Output every entry exactly, from the first line to the last.

* RECORDED DATA *
= = =

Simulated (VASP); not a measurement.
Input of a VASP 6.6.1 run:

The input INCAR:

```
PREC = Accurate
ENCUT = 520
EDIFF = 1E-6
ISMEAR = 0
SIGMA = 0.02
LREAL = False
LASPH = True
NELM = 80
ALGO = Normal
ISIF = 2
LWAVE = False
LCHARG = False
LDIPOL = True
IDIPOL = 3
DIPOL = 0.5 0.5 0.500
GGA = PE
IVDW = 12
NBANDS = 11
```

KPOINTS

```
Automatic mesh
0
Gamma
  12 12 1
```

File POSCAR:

= = =

* WRITTEN ANSWER *
Simulated (VASP); not a measurement.
Input of a VASP 6.6.1 run:

The input INCAR:

```
PREC = Accurate
ENCUT = 520
EDIFF = 1E-6
ISMEAR = 0
SIGMA = 0.02
LREAL = False
LASPH = True
NELM = 80
ALGO = Normal
ISIF = 2
LWAVE = False
LCHARG = False
LDIPOL = True
IDIPOL = 3
DIPOL = 0.5 0.5 0.500
GGA = PE
IVDW = 12
NBANDS = 11
```

KPOINTS

```
Automatic mesh
0
Gamma
  12 12 1
```

File POSCAR:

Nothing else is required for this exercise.